====================

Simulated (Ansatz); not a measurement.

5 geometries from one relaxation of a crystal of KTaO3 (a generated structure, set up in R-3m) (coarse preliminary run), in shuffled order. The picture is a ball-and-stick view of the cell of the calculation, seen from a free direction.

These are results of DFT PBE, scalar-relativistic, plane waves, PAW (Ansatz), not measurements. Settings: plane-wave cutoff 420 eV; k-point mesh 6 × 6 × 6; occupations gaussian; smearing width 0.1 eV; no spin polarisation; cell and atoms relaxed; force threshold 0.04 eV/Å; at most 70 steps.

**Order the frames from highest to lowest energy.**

====================

The answer should be the first line of the material and every line after it through the line containing "These are results", exactly as written, and nothing else.

Simulated (Ansatz); not a measurement.

5 geometries from one relaxation of a crystal of KTaO3 (a generated structure, set up in R-3m) (coarse preliminary run), in shuffled order. The picture is a ball-and-stick view of the cell of the calculation, seen from a free direction.

These are results of DFT PBE, scalar-relativistic, plane waves, PAW (Ansatz), not measurements. Settings: plane-wave cutoff 420 eV; k-point mesh 6 × 6 × 6; occupations gaussian; smearing width 0.1 eV; no spin polarisation; cell and atoms relaxed; force threshold 0.04 eV/Å; at most 70 steps.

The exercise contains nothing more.